◆ **Work task**: In the reply, include exactly the lines of the entries below from the first to the line with "(2) zero (filled and empty bands touch).", that line included.

####

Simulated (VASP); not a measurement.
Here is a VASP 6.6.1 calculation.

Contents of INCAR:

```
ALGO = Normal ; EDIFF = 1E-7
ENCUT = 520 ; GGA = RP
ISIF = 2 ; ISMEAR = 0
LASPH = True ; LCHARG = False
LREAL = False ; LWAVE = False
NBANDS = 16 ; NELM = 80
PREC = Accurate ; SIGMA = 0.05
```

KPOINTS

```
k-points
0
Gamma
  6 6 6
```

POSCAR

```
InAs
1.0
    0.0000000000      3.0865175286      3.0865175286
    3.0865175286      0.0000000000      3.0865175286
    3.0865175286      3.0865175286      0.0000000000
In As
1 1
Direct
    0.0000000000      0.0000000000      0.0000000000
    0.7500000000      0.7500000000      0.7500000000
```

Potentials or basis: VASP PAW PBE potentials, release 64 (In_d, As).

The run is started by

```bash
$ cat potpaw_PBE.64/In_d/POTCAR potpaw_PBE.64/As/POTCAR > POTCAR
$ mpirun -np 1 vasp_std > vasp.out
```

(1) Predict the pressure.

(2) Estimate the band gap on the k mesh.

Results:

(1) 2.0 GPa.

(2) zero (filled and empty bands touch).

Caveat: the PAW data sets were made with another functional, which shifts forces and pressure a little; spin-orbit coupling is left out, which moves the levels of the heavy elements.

####

◆ **Solution**:
Simulated (VASP); not a measurement.
Here is a VASP 6.6.1 calculation.

Contents of INCAR:

```
ALGO = Normal ; EDIFF = 1E-7
ENCUT = 520 ; GGA = RP
ISIF = 2 ; ISMEAR = 0
LASPH = True ; LCHARG = False
LREAL = False ; LWAVE = False
NBANDS = 16 ; NELM = 80
PREC = Accurate ; SIGMA = 0.05
```

KPOINTS

```
k-points
0
Gamma
  6 6 6
```

POSCAR

```
InAs
1.0
    0.0000000000      3.0865175286      3.0865175286
    3.0865175286      0.0000000000      3.0865175286
    3.0865175286      3.0865175286      0.0000000000
In As
1 1
Direct
    0.0000000000      0.0000000000      0.0000000000
    0.7500000000      0.7500000000      0.7500000000
```

Potentials or basis: VASP PAW PBE potentials, release 64 (In_d, As).

The run is started by

```bash
$ cat potpaw_PBE.64/In_d/POTCAR potpaw_PBE.64/As/POTCAR > POTCAR
$ mpirun -np 1 vasp_std > vasp.out
```

(1) Predict the pressure.

(2) Estimate the band gap on the k mesh.

Results:

(1) 2.0 GPa.

(2) zero (filled and empty bands touch).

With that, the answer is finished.